*EXERCISE:* Write out, word for word, every line in the data below from the one containing "Change from the" to the one containing "Solution. Pressure (GPa): 37.5;", both of them included.

*MATERIAL PROVIDED:*
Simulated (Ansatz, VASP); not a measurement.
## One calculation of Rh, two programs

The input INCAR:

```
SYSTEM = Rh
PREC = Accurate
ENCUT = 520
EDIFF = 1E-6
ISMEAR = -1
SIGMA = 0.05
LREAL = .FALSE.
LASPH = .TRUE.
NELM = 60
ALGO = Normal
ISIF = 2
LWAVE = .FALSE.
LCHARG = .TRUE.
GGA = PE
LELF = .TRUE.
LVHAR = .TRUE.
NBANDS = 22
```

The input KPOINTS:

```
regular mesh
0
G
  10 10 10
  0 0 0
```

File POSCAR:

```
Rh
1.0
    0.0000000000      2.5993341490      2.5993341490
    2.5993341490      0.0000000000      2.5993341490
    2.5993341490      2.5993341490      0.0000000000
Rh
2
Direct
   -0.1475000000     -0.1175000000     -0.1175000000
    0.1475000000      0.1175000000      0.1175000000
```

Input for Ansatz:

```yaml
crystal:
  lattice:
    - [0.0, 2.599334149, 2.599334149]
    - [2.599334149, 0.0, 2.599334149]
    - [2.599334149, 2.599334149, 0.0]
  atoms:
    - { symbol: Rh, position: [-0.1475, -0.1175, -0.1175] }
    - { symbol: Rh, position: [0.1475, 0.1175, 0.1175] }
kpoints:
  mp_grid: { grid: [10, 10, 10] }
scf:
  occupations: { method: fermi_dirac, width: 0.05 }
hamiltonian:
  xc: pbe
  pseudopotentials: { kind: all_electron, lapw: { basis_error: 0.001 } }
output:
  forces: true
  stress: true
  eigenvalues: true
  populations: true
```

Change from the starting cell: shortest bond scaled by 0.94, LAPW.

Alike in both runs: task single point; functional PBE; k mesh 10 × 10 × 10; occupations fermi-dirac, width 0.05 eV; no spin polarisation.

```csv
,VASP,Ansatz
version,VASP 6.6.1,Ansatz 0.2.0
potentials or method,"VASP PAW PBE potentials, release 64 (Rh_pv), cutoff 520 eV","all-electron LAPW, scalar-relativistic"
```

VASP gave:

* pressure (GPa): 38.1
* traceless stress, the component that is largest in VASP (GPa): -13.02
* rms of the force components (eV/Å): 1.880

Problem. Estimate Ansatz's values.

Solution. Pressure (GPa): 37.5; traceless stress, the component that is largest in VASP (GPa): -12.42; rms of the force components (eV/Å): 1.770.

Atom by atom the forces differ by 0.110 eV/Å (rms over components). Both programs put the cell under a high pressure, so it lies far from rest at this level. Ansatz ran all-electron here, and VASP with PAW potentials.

*YOUR RESPONSE:*
Change from the starting cell: shortest bond scaled by 0.94, LAPW.

Alike in both runs: task single point; functional PBE; k mesh 10 × 10 × 10; occupations fermi-dirac, width 0.05 eV; no spin polarisation.

```csv
,VASP,Ansatz
version,VASP 6.6.1,Ansatz 0.2.0
potentials or method,"VASP PAW PBE potentials, release 64 (Rh_pv), cutoff 520 eV","all-electron LAPW, scalar-relativistic"
```

VASP gave:

* pressure (GPa): 38.1
* traceless stress, the component that is largest in VASP (GPa): -13.02
* rms of the force components (eV/Å): 1.880

Problem. Estimate Ansatz's values.

Solution. Pressure (GPa): 37.5; traceless stress, the component that is largest in VASP (GPa): -12.42; rms of the force components (eV/Å): 1.770.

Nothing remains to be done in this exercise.